..............................
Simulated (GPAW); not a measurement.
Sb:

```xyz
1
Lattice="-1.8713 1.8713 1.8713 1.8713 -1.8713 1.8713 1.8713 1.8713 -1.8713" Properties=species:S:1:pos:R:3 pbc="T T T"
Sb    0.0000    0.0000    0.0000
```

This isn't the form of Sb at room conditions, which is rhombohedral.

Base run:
..............................

:: WORK ORDER ::
All the records above need to be set down again exactly as they were given.

:: RESPONSE AREA ::
Simulated (GPAW); not a measurement.
Sb:

```xyz
1
Lattice="-1.8713 1.8713 1.8713 1.8713 -1.8713 1.8713 1.8713 1.8713 -1.8713" Properties=species:S:1:pos:R:3 pbc="T T T"
Sb    0.0000    0.0000    0.0000
```

This isn't the form of Sb at room conditions, which is rhombohedral.

Base run:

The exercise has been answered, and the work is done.